> **PROVIDED RECORDS**
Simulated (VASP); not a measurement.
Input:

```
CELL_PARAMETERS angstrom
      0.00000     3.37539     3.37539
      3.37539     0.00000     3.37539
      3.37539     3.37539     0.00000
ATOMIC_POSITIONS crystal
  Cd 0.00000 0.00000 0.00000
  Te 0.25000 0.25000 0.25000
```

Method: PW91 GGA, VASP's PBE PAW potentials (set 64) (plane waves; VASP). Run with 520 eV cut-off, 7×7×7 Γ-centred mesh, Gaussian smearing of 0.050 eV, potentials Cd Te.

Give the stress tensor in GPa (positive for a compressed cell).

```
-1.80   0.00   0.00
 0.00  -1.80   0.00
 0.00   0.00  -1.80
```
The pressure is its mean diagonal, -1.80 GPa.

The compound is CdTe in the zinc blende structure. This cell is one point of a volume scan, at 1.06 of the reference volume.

> **WORK TASK**
Every line of the records should be reproduced exactly.

> **WORKED SOLUTION**
Simulated (VASP); not a measurement.
Input:

```
CELL_PARAMETERS angstrom
      0.00000     3.37539     3.37539
      3.37539     0.00000     3.37539
      3.37539     3.37539     0.00000
ATOMIC_POSITIONS crystal
  Cd 0.00000 0.00000 0.00000
  Te 0.25000 0.25000 0.25000
```

Method: PW91 GGA, VASP's PBE PAW potentials (set 64) (plane waves; VASP). Run with 520 eV cut-off, 7×7×7 Γ-centred mesh, Gaussian smearing of 0.050 eV, potentials Cd Te.

Give the stress tensor in GPa (positive for a compressed cell).

```
-1.80   0.00   0.00
 0.00  -1.80   0.00
 0.00   0.00  -1.80
```
The pressure is its mean diagonal, -1.80 GPa.

The compound is CdTe in the zinc blende structure. This cell is one point of a volume scan, at 1.06 of the reference volume.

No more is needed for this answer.